■ Work task ■
No line of the records may be dropped; print them all again exactly.

++++

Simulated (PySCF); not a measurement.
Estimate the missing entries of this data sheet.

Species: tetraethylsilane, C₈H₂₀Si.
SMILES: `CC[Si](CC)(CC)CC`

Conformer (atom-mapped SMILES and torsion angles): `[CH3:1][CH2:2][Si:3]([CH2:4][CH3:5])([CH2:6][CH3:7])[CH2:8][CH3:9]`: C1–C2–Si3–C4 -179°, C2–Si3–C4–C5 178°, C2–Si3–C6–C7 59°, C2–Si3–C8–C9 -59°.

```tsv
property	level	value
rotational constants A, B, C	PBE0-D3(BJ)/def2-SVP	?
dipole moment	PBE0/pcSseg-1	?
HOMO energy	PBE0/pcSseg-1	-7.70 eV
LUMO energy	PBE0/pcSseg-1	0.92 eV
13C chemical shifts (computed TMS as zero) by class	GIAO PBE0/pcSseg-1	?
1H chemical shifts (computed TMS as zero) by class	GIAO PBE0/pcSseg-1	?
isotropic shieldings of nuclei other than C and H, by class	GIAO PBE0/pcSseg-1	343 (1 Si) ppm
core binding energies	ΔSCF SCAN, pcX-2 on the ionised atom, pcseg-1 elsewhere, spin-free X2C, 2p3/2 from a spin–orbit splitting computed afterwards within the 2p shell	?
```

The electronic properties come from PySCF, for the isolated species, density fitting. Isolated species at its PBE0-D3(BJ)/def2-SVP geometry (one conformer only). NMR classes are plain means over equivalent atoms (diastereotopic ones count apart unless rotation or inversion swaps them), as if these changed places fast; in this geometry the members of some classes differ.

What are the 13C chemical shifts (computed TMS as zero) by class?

++++

■ Answer space ■
Simulated (PySCF); not a measurement.
Estimate the missing entries of this data sheet.

Species: tetraethylsilane, C₈H₂₀Si.
SMILES: `CC[Si](CC)(CC)CC`

Conformer (atom-mapped SMILES and torsion angles): `[CH3:1][CH2:2][Si:3]([CH2:4][CH3:5])([CH2:6][CH3:7])[CH2:8][CH3:9]`: C1–C2–Si3–C4 -179°, C2–Si3–C4–C5 178°, C2–Si3–C6–C7 59°, C2–Si3–C8–C9 -59°.

```tsv
property	level	value
rotational constants A, B, C	PBE0-D3(BJ)/def2-SVP	?
dipole moment	PBE0/pcSseg-1	?
HOMO energy	PBE0/pcSseg-1	-7.70 eV
LUMO energy	PBE0/pcSseg-1	0.92 eV
13C chemical shifts (computed TMS as zero) by class	GIAO PBE0/pcSseg-1	?
1H chemical shifts (computed TMS as zero) by class	GIAO PBE0/pcSseg-1	?
isotropic shieldings of nuclei other than C and H, by class	GIAO PBE0/pcSseg-1	343 (1 Si) ppm
core binding energies	ΔSCF SCAN, pcX-2 on the ionised atom, pcseg-1 elsewhere, spin-free X2C, 2p3/2 from a spin–orbit splitting computed afterwards within the 2p shell	?
```

The electronic properties come from PySCF, for the isolated species, density fitting. Isolated species at its PBE0-D3(BJ)/def2-SVP geometry (one conformer only). NMR classes are plain means over equivalent atoms (diastereotopic ones count apart unless rotation or inversion swaps them), as if these changed places fast; in this geometry the members of some classes differ.

What are the 13C chemical shifts (computed TMS as zero) by class?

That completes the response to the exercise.